From the records below, please repeat exactly the line that has "Style: ball-and-stick. Shown: the", the line that has "Computed with DFT, r2SCAN+rVV10, plane", and every line between them, and nothing else.

DATA SUPPLIED START
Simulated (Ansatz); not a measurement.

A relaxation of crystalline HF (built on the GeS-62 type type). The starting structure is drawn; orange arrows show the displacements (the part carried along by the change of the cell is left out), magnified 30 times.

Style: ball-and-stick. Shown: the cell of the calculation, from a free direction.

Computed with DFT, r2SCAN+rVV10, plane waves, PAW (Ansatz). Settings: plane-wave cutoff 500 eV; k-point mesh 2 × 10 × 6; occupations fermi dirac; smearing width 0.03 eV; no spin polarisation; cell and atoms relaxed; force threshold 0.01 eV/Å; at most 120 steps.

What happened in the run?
DATA SUPPLIED END

● TASK OUTPUT
Style: ball-and-stick. Shown: the cell of the calculation, from a free direction.

Computed with DFT, r2SCAN+rVV10, plane waves, PAW (Ansatz). Settings: plane-wave cutoff 500 eV; k-point mesh 2 × 10 × 6; occupations fermi dirac; smearing width 0.03 eV; no spin polarisation; cell and atoms relaxed; force threshold 0.01 eV/Å; at most 120 steps.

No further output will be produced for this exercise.